** Opening Supplied records block **
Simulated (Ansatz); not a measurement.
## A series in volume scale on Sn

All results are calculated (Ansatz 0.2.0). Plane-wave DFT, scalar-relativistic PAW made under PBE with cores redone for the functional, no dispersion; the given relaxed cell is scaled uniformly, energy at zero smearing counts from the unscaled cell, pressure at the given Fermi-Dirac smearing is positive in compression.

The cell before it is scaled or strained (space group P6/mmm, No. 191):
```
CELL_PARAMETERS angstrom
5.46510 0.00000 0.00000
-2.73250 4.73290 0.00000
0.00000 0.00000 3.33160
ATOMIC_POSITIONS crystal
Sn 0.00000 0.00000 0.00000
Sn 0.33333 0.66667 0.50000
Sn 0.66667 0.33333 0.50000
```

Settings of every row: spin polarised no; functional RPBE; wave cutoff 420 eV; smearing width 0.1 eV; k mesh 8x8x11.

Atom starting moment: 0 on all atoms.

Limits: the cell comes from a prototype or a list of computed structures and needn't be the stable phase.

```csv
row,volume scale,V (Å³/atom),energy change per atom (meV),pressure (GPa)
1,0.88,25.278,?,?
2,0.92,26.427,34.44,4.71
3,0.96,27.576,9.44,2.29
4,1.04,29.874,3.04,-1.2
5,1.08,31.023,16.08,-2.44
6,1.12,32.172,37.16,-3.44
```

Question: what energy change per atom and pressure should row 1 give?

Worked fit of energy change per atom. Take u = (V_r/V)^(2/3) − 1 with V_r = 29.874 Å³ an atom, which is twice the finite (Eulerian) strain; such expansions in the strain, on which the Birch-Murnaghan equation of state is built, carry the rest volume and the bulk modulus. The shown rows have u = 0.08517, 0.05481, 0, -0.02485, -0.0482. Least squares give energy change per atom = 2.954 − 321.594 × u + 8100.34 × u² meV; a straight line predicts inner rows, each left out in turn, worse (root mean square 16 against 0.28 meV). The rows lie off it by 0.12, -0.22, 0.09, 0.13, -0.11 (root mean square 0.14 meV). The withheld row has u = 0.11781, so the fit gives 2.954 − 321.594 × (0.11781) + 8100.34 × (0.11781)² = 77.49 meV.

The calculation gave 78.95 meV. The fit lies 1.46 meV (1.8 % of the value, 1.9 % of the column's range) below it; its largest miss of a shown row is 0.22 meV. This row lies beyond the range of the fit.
** Closing Supplied records block **

Copy exactly the lines that run from the first line of the data to the line containing "All results are", please, with both ends included and nothing else.

Simulated (Ansatz); not a measurement.
## A series in volume scale on Sn

All results are calculated (Ansatz 0.2.0). Plane-wave DFT, scalar-relativistic PAW made under PBE with cores redone for the functional, no dispersion; the given relaxed cell is scaled uniformly, energy at zero smearing counts from the unscaled cell, pressure at the given Fermi-Dirac smearing is positive in compression.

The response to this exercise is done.